ASSIGNMENT: Give back exactly the lines of the material below, starting with the line with "Alike in both" and going on through the line with "VASP's potentials were".

────────────────

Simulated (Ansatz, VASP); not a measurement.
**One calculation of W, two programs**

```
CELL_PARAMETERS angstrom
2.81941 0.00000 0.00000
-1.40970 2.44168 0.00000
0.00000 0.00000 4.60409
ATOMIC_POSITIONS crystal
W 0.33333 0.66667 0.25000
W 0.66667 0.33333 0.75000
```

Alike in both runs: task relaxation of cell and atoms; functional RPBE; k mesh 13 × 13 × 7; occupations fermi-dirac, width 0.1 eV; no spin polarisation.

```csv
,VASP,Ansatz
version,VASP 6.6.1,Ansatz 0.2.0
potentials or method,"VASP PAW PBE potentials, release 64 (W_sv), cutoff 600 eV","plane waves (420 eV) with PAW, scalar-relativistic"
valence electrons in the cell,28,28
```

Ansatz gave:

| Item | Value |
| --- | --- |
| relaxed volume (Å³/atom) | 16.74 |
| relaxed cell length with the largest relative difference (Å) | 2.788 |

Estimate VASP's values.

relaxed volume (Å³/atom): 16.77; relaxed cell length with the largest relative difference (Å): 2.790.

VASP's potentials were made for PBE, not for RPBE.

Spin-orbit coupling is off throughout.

────────────────

EXERCISE OUTPUT:
Alike in both runs: task relaxation of cell and atoms; functional RPBE; k mesh 13 × 13 × 7; occupations fermi-dirac, width 0.1 eV; no spin polarisation.

```csv
,VASP,Ansatz
version,VASP 6.6.1,Ansatz 0.2.0
potentials or method,"VASP PAW PBE potentials, release 64 (W_sv), cutoff 600 eV","plane waves (420 eV) with PAW, scalar-relativistic"
valence electrons in the cell,28,28
```

Ansatz gave:

| Item | Value |
| --- | --- |
| relaxed volume (Å³/atom) | 16.74 |
| relaxed cell length with the largest relative difference (Å) | 2.788 |

Estimate VASP's values.

relaxed volume (Å³/atom): 16.77; relaxed cell length with the largest relative difference (Å): 2.790.

VASP's potentials were made for PBE, not for RPBE.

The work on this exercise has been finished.